Work instruction -
Write out again, please, the records below from the first line to the line holding "Origin of the", inclusive, and nothing else.

Data to examine -
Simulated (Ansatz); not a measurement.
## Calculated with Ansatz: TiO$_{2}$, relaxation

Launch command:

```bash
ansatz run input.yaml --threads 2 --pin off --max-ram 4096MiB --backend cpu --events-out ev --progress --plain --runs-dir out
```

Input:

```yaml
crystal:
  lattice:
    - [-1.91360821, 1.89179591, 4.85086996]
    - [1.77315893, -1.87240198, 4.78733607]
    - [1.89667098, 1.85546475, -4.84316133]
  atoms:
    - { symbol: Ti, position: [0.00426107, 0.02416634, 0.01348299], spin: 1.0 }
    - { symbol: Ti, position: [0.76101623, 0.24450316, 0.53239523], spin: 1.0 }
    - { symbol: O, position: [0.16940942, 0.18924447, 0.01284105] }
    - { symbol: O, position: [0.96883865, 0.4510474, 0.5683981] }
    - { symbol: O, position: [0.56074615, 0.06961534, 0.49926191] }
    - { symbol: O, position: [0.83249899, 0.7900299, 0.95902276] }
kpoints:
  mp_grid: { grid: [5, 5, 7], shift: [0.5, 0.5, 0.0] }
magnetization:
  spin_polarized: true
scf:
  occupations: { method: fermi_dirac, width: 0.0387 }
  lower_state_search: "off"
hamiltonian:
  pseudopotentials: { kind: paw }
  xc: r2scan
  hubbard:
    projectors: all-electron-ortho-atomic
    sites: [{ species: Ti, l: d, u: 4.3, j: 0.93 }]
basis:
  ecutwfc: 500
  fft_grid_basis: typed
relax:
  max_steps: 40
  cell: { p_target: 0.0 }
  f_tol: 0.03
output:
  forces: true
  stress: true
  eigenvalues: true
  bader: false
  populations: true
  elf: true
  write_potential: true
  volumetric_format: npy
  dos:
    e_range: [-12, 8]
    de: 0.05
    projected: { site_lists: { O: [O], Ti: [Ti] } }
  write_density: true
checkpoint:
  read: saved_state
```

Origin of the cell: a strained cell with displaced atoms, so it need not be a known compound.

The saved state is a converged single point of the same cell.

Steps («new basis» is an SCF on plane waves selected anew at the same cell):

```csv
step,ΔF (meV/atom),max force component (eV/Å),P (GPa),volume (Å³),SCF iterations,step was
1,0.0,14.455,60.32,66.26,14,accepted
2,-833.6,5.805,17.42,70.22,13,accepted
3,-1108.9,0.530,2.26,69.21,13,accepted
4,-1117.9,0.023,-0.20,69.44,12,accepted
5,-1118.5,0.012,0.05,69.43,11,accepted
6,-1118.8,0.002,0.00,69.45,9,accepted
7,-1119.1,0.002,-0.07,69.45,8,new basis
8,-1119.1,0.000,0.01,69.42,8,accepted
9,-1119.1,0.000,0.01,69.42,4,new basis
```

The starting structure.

Result -
Simulated (Ansatz); not a measurement.
## Calculated with Ansatz: TiO$_{2}$, relaxation

Launch command:

```bash
ansatz run input.yaml --threads 2 --pin off --max-ram 4096MiB --backend cpu --events-out ev --progress --plain --runs-dir out
```

Input:

```yaml
crystal:
  lattice:
    - [-1.91360821, 1.89179591, 4.85086996]
    - [1.77315893, -1.87240198, 4.78733607]
    - [1.89667098, 1.85546475, -4.84316133]
  atoms:
    - { symbol: Ti, position: [0.00426107, 0.02416634, 0.01348299], spin: 1.0 }
    - { symbol: Ti, position: [0.76101623, 0.24450316, 0.53239523], spin: 1.0 }
    - { symbol: O, position: [0.16940942, 0.18924447, 0.01284105] }
    - { symbol: O, position: [0.96883865, 0.4510474, 0.5683981] }
    - { symbol: O, position: [0.56074615, 0.06961534, 0.49926191] }
    - { symbol: O, position: [0.83249899, 0.7900299, 0.95902276] }
kpoints:
  mp_grid: { grid: [5, 5, 7], shift: [0.5, 0.5, 0.0] }
magnetization:
  spin_polarized: true
scf:
  occupations: { method: fermi_dirac, width: 0.0387 }
  lower_state_search: "off"
hamiltonian:
  pseudopotentials: { kind: paw }
  xc: r2scan
  hubbard:
    projectors: all-electron-ortho-atomic
    sites: [{ species: Ti, l: d, u: 4.3, j: 0.93 }]
basis:
  ecutwfc: 500
  fft_grid_basis: typed
relax:
  max_steps: 40
  cell: { p_target: 0.0 }
  f_tol: 0.03
output:
  forces: true
  stress: true
  eigenvalues: true
  bader: false
  populations: true
  elf: true
  write_potential: true
  volumetric_format: npy
  dos:
    e_range: [-12, 8]
    de: 0.05
    projected: { site_lists: { O: [O], Ti: [Ti] } }
  write_density: true
checkpoint:
  read: saved_state
```

Origin of the cell: a strained cell with displaced atoms, so it need not be a known compound.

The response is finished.